──────── Provided information ────────

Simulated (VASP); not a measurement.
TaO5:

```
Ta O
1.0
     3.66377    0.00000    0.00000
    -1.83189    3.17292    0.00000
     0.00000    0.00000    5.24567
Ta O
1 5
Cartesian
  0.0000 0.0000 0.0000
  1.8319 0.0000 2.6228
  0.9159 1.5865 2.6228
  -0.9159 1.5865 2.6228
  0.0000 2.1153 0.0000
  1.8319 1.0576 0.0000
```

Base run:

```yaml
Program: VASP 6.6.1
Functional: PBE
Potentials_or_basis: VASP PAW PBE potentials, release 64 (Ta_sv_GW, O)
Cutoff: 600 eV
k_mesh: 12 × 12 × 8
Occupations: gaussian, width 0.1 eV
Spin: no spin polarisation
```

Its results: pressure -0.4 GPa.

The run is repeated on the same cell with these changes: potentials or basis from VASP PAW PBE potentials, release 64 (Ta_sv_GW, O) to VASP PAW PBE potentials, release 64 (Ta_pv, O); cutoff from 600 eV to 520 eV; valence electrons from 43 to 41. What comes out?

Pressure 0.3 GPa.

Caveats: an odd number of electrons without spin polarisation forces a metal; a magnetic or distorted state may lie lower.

────────

Requirement :: Begin at the first line of the material and transcribe each line exactly. End with the line containing "Pressure 0.3 GPa.", and give nothing else.

Worked solution ::
Simulated (VASP); not a measurement.
TaO5:

```
Ta O
1.0
     3.66377    0.00000    0.00000
    -1.83189    3.17292    0.00000
     0.00000    0.00000    5.24567
Ta O
1 5
Cartesian
  0.0000 0.0000 0.0000
  1.8319 0.0000 2.6228
  0.9159 1.5865 2.6228
  -0.9159 1.5865 2.6228
  0.0000 2.1153 0.0000
  1.8319 1.0576 0.0000
```

Base run:

```yaml
Program: VASP 6.6.1
Functional: PBE
Potentials_or_basis: VASP PAW PBE potentials, release 64 (Ta_sv_GW, O)
Cutoff: 600 eV
k_mesh: 12 × 12 × 8
Occupations: gaussian, width 0.1 eV
Spin: no spin polarisation
```

Its results: pressure -0.4 GPa.

The run is repeated on the same cell with these changes: potentials or basis from VASP PAW PBE potentials, release 64 (Ta_sv_GW, O) to VASP PAW PBE potentials, release 64 (Ta_pv, O); cutoff from 600 eV to 520 eV; valence electrons from 43 to 41. What comes out?

Pressure 0.3 GPa.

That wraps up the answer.